ASSIGNMENT » Using the exact wording, repeat every line of the material.

(SUPPLIED DATA Opens)

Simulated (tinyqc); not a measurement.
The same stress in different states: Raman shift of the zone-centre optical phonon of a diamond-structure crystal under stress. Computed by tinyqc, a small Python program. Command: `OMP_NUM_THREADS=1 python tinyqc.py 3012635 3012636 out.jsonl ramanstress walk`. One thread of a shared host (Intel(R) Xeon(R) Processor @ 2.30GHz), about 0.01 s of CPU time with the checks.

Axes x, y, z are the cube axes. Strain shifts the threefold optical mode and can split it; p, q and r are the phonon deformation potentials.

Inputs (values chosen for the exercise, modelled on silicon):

(SUPPLIED DATA Closes)

ANSWER SECTION »
Simulated (tinyqc); not a measurement.
The same stress in different states: Raman shift of the zone-centre optical phonon of a diamond-structure crystal under stress. Computed by tinyqc, a small Python program. Command: `OMP_NUM_THREADS=1 python tinyqc.py 3012635 3012636 out.jsonl ramanstress walk`. One thread of a shared host (Intel(R) Xeon(R) Processor @ 2.30GHz), about 0.01 s of CPU time with the checks.

Axes x, y, z are the cube axes. Strain shifts the threefold optical mode and can split it; p, q and r are the phonon deformation potentials.

Inputs (values chosen for the exercise, modelled on silicon):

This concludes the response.